In the listing below, a line holding "Thermochemistry of product" and a line holding "- H₃C–BH–NH₂, ΔG(1200 K): +19.8" mark the range. Retype both exactly, with all lines between them.

---------- Record set
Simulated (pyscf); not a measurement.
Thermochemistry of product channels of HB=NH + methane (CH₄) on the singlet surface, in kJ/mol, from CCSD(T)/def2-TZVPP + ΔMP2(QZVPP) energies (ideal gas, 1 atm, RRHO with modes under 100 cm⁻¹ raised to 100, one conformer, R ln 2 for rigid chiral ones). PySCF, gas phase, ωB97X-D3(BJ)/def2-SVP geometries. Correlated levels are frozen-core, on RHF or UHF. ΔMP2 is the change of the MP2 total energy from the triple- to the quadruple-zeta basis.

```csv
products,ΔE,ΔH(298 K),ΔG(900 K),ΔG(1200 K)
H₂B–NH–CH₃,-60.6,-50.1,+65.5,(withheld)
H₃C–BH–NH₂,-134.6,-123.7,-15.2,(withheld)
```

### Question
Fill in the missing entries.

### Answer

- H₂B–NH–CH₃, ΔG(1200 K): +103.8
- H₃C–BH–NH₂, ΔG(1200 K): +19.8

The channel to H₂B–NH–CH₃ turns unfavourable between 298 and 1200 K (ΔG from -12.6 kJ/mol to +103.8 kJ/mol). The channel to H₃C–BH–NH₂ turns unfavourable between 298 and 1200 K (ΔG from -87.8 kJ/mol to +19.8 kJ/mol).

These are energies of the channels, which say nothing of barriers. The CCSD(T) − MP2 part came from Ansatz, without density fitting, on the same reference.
--------------------

=== Your response ===
Thermochemistry of product channels of HB=NH + methane (CH₄) on the singlet surface, in kJ/mol, from CCSD(T)/def2-TZVPP + ΔMP2(QZVPP) energies (ideal gas, 1 atm, RRHO with modes under 100 cm⁻¹ raised to 100, one conformer, R ln 2 for rigid chiral ones). PySCF, gas phase, ωB97X-D3(BJ)/def2-SVP geometries. Correlated levels are frozen-core, on RHF or UHF. ΔMP2 is the change of the MP2 total energy from the triple- to the quadruple-zeta basis.

```csv
products,ΔE,ΔH(298 K),ΔG(900 K),ΔG(1200 K)
H₂B–NH–CH₃,-60.6,-50.1,+65.5,(withheld)
H₃C–BH–NH₂,-134.6,-123.7,-15.2,(withheld)
```

### Question
Fill in the missing entries.

### Answer

- H₂B–NH–CH₃, ΔG(1200 K): +103.8
- H₃C–BH–NH₂, ΔG(1200 K): +19.8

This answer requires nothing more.